Top of Dataset records
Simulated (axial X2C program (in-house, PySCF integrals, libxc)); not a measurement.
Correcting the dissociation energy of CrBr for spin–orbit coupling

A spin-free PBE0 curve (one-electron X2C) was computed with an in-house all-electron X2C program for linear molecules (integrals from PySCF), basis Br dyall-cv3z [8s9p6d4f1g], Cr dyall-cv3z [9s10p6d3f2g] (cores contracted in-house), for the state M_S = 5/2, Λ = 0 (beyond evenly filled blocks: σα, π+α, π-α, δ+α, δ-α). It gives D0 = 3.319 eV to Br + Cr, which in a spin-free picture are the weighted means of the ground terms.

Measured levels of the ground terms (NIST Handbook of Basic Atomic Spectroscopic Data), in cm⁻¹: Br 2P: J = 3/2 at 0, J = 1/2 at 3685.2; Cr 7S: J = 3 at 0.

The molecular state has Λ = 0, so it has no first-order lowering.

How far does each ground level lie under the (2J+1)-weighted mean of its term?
Bottom of Dataset records

● **Task item**: In the entries above, the lines from the one bearing "A spin-free PBE0" up to and including the one bearing "Measured levels of" should be transcribed exactly; no other line is wanted.

● **Exercise output**:
A spin-free PBE0 curve (one-electron X2C) was computed with an in-house all-electron X2C program for linear molecules (integrals from PySCF), basis Br dyall-cv3z [8s9p6d4f1g], Cr dyall-cv3z [9s10p6d3f2g] (cores contracted in-house), for the state M_S = 5/2, Λ = 0 (beyond evenly filled blocks: σα, π+α, π-α, δ+α, δ-α). It gives D0 = 3.319 eV to Br + Cr, which in a spin-free picture are the weighted means of the ground terms.

Measured levels of the ground terms (NIST Handbook of Basic Atomic Spectroscopic Data), in cm⁻¹: Br 2P: J = 3/2 at 0, J = 1/2 at 3685.2; Cr 7S: J = 3 at 0.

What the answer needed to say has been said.